Work task:
Print each record exactly, with no word added or removed.

★ ★ ★ ★ ★ ★ ★

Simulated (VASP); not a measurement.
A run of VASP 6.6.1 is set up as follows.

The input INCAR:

★ ★ ★ ★ ★ ★ ★

Exercise response:
Simulated (VASP); not a measurement.
A run of VASP 6.6.1 is set up as follows.

The input INCAR:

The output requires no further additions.